**DATASET EXCERPTS:**
+ + +

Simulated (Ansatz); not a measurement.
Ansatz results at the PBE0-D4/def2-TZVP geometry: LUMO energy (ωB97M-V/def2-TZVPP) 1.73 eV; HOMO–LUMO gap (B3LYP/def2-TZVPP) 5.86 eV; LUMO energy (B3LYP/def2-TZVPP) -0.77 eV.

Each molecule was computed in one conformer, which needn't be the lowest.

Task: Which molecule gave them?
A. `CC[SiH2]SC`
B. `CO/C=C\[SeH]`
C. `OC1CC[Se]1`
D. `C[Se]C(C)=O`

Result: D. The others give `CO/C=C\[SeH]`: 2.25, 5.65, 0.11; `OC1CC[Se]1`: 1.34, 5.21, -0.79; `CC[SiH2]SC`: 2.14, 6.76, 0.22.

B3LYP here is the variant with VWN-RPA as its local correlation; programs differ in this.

+ + +

**WORK ITEM:** In the listing above, reproduce the first line and each one after it through the line that contains "Result: D. The".

**EXPECTED ANSWER:**
Simulated (Ansatz); not a measurement.
Ansatz results at the PBE0-D4/def2-TZVP geometry: LUMO energy (ωB97M-V/def2-TZVPP) 1.73 eV; HOMO–LUMO gap (B3LYP/def2-TZVPP) 5.86 eV; LUMO energy (B3LYP/def2-TZVPP) -0.77 eV.

Each molecule was computed in one conformer, which needn't be the lowest.

Task: Which molecule gave them?
A. `CC[SiH2]SC`
B. `CO/C=C\[SeH]`
C. `OC1CC[Se]1`
D. `C[Se]C(C)=O`

Result: D. The others give `CO/C=C\[SeH]`: 2.25, 5.65, 0.11; `OC1CC[Se]1`: 1.34, 5.21, -0.79; `CC[SiH2]SC`: 2.14, 6.76, 0.22.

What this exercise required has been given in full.